▶ **REQUIRED ACTION**
Using the material below, return exactly the lines between the one holding "Solution. Zero (filled" and the one holding "Solution. 0.01 μB per cell.", inclusive, and no others.

┌─ DATA SHOWN
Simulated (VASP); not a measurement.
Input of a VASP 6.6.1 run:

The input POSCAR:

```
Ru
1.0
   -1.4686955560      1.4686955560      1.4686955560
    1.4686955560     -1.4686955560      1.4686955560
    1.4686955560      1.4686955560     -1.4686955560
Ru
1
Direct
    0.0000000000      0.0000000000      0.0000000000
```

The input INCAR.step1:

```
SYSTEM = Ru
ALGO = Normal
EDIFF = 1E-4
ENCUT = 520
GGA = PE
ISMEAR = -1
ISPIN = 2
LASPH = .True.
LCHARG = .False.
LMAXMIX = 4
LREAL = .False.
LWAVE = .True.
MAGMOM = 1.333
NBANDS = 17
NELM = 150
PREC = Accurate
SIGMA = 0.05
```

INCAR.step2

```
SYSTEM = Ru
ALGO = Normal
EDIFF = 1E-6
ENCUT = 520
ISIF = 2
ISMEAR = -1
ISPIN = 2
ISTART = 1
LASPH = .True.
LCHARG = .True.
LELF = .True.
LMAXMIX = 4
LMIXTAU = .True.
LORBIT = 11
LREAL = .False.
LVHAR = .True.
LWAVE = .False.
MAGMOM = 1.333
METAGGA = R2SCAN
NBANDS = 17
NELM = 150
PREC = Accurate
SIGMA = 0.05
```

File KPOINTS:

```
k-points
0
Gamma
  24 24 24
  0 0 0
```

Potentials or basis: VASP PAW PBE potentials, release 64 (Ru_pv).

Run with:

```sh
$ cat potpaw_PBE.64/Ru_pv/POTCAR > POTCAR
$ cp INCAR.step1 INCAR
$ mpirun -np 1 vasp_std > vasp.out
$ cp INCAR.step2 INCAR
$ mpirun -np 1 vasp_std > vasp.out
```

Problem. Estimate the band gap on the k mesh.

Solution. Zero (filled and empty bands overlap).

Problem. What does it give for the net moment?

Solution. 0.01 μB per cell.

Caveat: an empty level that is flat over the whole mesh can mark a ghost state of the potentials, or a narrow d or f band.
└─

▶ **WRITTEN RESPONSE**
Solution. Zero (filled and empty bands overlap).

Problem. What does it give for the net moment?

Solution. 0.01 μB per cell.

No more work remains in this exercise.